DATA SHOWN
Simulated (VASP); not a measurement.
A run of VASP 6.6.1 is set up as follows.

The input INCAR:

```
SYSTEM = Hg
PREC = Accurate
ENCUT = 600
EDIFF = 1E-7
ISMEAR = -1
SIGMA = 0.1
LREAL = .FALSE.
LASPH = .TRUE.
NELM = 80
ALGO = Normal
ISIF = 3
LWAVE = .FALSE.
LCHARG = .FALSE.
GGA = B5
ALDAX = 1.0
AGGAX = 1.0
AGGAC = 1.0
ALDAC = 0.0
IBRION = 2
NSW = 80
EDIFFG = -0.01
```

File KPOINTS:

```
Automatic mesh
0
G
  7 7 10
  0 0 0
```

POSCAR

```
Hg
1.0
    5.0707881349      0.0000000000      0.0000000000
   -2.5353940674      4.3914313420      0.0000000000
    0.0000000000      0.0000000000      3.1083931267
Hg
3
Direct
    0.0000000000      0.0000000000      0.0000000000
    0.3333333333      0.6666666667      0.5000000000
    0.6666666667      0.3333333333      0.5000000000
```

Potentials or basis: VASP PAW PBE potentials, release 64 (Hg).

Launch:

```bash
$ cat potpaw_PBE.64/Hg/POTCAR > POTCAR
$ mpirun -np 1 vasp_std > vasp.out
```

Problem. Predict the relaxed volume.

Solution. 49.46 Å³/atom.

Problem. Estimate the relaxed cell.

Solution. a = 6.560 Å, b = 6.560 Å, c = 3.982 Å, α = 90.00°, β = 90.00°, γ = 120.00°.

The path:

ACTIVITY
Could you set down, exactly as written, the lines above between the one holding "Solution. 49.46 Å³/atom." and the one holding "Solution. a = 6.560", inclusive, and nothing more?

EXERCISE ANSWER
Solution. 49.46 Å³/atom.

Problem. Estimate the relaxed cell.

Solution. a = 6.560 Å, b = 6.560 Å, c = 3.982 Å, α = 90.00°, β = 90.00°, γ = 120.00°.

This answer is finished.